####

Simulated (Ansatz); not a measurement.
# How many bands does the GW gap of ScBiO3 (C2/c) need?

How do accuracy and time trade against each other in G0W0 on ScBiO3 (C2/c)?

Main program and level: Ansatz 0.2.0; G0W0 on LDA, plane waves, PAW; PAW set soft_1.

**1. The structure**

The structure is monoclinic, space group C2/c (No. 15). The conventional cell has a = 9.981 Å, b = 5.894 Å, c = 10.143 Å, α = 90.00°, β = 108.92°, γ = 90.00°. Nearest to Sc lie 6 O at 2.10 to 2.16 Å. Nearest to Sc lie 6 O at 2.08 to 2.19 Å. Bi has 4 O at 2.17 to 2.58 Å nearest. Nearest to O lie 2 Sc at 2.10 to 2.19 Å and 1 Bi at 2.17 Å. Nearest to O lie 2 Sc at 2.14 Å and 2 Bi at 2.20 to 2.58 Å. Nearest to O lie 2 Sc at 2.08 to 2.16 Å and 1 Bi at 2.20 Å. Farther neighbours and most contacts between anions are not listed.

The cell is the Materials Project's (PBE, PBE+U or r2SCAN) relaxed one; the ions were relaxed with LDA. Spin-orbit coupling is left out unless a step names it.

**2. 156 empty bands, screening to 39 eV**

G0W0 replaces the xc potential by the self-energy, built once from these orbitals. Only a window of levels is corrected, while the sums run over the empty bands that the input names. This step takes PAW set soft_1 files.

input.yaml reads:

####

Reproduce exactly the lines of the records above from the one with "screening to 39 eV**" to the one with "G0W0 replaces the", both included, and leave out everything else.

**2. 156 empty bands, screening to 39 eV**

G0W0 replaces the xc potential by the self-energy, built once from these orbitals. Only a window of levels is corrected, while the sums run over the empty bands that the input names. This step takes PAW set soft_1 files.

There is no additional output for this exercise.